** Opening Supplied records block **

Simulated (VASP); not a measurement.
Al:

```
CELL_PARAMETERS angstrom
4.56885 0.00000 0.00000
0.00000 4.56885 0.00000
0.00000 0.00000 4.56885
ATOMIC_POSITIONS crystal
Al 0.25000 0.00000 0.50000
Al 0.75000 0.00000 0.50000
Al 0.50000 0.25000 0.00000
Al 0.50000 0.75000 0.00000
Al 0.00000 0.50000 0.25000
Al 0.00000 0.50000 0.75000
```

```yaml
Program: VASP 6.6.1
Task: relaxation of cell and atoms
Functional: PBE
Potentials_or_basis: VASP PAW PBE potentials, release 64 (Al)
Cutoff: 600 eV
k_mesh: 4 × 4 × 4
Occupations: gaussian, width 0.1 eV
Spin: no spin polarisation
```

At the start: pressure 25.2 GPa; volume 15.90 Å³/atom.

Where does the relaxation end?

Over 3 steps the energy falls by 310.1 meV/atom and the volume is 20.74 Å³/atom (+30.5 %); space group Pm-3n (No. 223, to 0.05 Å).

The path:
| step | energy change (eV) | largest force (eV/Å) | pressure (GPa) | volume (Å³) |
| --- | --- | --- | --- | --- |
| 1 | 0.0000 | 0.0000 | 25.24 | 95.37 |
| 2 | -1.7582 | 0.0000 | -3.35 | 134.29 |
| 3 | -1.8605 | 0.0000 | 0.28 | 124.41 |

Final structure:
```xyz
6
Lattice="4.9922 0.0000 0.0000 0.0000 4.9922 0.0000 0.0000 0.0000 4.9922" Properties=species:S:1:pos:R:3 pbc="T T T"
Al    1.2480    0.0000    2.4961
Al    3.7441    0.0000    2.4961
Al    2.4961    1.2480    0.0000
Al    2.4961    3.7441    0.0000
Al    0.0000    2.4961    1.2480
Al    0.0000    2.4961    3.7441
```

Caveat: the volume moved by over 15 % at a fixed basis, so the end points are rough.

** Closing Supplied records block **

## Brief
Please copy the lines above from the line with "At the start: pressure" up to and including the line with "volume (Å³) |", exactly as written and with nothing else.

## Answer area
At the start: pressure 25.2 GPa; volume 15.90 Å³/atom.

Where does the relaxation end?

Over 3 steps the energy falls by 310.1 meV/atom and the volume is 20.74 Å³/atom (+30.5 %); space group Pm-3n (No. 223, to 0.05 Å).

The path:
| step | energy change (eV) | largest force (eV/Å) | pressure (GPa) | volume (Å³) |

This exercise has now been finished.